**Assignment:**
Given the records below, would you repeat exactly the lines that begin at the one containing "(1) Predict the band gap on the k mesh." and end at the one containing "(2) -2.8 GPa.", inclusive?

**Data listing:**
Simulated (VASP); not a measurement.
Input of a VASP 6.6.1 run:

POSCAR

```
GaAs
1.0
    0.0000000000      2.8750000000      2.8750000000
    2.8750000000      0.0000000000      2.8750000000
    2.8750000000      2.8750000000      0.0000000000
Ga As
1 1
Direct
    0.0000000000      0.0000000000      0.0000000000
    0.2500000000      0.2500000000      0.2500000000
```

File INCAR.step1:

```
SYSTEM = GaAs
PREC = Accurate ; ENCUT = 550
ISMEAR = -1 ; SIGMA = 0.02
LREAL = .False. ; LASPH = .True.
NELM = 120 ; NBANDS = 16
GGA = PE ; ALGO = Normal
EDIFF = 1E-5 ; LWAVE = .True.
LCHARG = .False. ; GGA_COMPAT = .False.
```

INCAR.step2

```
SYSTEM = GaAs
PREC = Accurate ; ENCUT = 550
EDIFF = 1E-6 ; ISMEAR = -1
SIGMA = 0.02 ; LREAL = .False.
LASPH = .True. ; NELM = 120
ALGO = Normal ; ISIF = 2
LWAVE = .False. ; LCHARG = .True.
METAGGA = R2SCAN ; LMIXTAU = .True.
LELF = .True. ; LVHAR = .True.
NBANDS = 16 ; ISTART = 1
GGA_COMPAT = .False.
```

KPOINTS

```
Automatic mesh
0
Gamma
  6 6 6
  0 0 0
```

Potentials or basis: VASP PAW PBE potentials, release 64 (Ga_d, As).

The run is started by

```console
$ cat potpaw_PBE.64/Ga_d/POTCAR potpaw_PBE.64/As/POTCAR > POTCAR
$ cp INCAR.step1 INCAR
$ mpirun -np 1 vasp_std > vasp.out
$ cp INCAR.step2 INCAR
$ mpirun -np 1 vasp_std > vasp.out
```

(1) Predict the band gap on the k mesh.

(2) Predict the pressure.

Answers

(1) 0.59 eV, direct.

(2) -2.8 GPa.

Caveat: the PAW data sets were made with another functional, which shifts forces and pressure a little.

**Your response:**
(1) Predict the band gap on the k mesh.

(2) Predict the pressure.

Answers

(1) 0.59 eV, direct.

(2) -2.8 GPa.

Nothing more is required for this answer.